▶ [EXERCISE] Each record that follows is to be output in full, precisely as written.

▶ [SUPPLIED INFORMATION]
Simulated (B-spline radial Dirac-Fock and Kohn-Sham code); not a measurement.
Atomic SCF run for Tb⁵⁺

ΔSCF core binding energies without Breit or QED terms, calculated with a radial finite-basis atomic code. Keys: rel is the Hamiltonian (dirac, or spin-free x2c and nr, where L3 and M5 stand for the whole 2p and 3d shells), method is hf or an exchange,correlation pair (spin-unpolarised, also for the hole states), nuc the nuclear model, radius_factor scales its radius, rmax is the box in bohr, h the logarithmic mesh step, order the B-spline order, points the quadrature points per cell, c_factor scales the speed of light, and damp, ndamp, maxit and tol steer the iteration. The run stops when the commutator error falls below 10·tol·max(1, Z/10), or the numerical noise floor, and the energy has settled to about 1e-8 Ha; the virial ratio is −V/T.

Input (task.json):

▶ [WRITTEN ANSWER]
Simulated (B-spline radial Dirac-Fock and Kohn-Sham code); not a measurement.
Atomic SCF run for Tb⁵⁺

ΔSCF core binding energies without Breit or QED terms, calculated with a radial finite-basis atomic code. Keys: rel is the Hamiltonian (dirac, or spin-free x2c and nr, where L3 and M5 stand for the whole 2p and 3d shells), method is hf or an exchange,correlation pair (spin-unpolarised, also for the hole states), nuc the nuclear model, radius_factor scales its radius, rmax is the box in bohr, h the logarithmic mesh step, order the B-spline order, points the quadrature points per cell, c_factor scales the speed of light, and damp, ndamp, maxit and tol steer the iteration. The run stops when the commutator error falls below 10·tol·max(1, Z/10), or the numerical noise floor, and the energy has settled to about 1e-8 Ha; the virial ratio is −V/T.

Input (task.json):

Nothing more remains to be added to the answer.